__WORK ITEM__:
Below is a listing. Output every line of it exactly.

__EXTRACTED ENTRIES__:
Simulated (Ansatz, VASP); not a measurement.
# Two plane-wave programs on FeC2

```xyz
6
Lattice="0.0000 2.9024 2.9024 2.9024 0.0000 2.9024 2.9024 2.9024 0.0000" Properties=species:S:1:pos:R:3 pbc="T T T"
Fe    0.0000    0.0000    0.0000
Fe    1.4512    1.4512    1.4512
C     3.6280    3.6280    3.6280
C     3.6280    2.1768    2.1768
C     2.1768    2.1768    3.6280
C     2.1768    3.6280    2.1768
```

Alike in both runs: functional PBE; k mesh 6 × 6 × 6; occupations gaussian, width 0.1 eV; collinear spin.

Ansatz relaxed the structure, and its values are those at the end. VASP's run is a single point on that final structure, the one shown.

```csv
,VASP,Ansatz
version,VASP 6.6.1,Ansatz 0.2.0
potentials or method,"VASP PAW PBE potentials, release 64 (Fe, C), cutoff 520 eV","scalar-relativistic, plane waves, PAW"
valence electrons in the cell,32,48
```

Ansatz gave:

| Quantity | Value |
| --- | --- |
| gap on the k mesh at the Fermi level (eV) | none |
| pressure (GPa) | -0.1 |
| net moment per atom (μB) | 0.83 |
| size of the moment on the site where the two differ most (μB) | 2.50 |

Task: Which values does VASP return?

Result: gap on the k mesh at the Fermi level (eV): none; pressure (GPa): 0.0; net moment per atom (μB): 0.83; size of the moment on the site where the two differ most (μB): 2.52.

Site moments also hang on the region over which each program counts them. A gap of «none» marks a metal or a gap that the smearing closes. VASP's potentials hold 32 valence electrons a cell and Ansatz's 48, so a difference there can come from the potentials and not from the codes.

__WRITTEN SOLUTION__:
Simulated (Ansatz, VASP); not a measurement.
# Two plane-wave programs on FeC2

```xyz
6
Lattice="0.0000 2.9024 2.9024 2.9024 0.0000 2.9024 2.9024 2.9024 0.0000" Properties=species:S:1:pos:R:3 pbc="T T T"
Fe    0.0000    0.0000    0.0000
Fe    1.4512    1.4512    1.4512
C     3.6280    3.6280    3.6280
C     3.6280    2.1768    2.1768
C     2.1768    2.1768    3.6280
C     2.1768    3.6280    2.1768
```

Alike in both runs: functional PBE; k mesh 6 × 6 × 6; occupations gaussian, width 0.1 eV; collinear spin.

Ansatz relaxed the structure, and its values are those at the end. VASP's run is a single point on that final structure, the one shown.

```csv
,VASP,Ansatz
version,VASP 6.6.1,Ansatz 0.2.0
potentials or method,"VASP PAW PBE potentials, release 64 (Fe, C), cutoff 520 eV","scalar-relativistic, plane waves, PAW"
valence electrons in the cell,32,48
```

Ansatz gave:

| Quantity | Value |
| --- | --- |
| gap on the k mesh at the Fermi level (eV) | none |
| pressure (GPa) | -0.1 |
| net moment per atom (μB) | 0.83 |
| size of the moment on the site where the two differ most (μB) | 2.50 |

Task: Which values does VASP return?

Result: gap on the k mesh at the Fermi level (eV): none; pressure (GPa): 0.0; net moment per atom (μB): 0.83; size of the moment on the site where the two differ most (μB): 2.52.

Site moments also hang on the region over which each program counts them. A gap of «none» marks a metal or a gap that the smearing closes. VASP's potentials hold 32 valence electrons a cell and Ansatz's 48, so a difference there can come from the potentials and not from the codes.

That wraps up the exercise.